§ **Stored data**
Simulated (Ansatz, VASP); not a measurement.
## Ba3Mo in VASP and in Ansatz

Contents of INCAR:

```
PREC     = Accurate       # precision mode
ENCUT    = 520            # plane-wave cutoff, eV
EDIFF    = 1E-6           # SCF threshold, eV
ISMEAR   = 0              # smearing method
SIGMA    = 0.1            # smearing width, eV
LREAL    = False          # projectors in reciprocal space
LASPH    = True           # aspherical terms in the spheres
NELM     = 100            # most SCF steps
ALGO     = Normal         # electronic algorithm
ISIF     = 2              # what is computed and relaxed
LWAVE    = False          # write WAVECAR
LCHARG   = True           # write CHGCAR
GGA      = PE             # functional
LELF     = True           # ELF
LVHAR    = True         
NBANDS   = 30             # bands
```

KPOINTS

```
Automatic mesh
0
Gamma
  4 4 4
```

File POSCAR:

§ **Work instruction**
The full listing, repeated exactly, is the expected answer.

§ **Exercise result**
Simulated (Ansatz, VASP); not a measurement.
## Ba3Mo in VASP and in Ansatz

Contents of INCAR:

```
PREC     = Accurate       # precision mode
ENCUT    = 520            # plane-wave cutoff, eV
EDIFF    = 1E-6           # SCF threshold, eV
ISMEAR   = 0              # smearing method
SIGMA    = 0.1            # smearing width, eV
LREAL    = False          # projectors in reciprocal space
LASPH    = True           # aspherical terms in the spheres
NELM     = 100            # most SCF steps
ALGO     = Normal         # electronic algorithm
ISIF     = 2              # what is computed and relaxed
LWAVE    = False          # write WAVECAR
LCHARG   = True           # write CHGCAR
GGA      = PE             # functional
LELF     = True           # ELF
LVHAR    = True         
NBANDS   = 30             # bands
```

KPOINTS

```
Automatic mesh
0
Gamma
  4 4 4
```

File POSCAR:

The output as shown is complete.